WORK ORDER:
Repeat only the lines running from the beginning of the material through the line that contains "and atoms |".

[SUPPLIED ENTRIES — start]

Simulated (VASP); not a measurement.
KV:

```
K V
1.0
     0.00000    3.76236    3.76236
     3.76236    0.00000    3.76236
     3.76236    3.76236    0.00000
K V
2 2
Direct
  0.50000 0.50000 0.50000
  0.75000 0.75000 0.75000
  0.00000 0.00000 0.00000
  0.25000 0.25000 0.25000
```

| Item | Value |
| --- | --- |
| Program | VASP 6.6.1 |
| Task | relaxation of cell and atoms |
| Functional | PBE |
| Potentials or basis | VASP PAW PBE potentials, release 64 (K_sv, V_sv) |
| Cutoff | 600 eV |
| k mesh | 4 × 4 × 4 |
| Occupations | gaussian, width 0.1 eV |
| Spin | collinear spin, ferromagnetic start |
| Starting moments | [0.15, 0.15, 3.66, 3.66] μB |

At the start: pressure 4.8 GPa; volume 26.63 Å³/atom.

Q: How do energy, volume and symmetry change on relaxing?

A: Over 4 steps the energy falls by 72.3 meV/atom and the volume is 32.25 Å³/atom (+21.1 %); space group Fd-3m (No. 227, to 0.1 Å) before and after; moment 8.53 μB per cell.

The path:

[SUPPLIED ENTRIES — finish]

TASK SOLUTION:
Simulated (VASP); not a measurement.
KV:

```
K V
1.0
     0.00000    3.76236    3.76236
     3.76236    0.00000    3.76236
     3.76236    3.76236    0.00000
K V
2 2
Direct
  0.50000 0.50000 0.50000
  0.75000 0.75000 0.75000
  0.00000 0.00000 0.00000
  0.25000 0.25000 0.25000
```

| Item | Value |
| --- | --- |
| Program | VASP 6.6.1 |
| Task | relaxation of cell and atoms |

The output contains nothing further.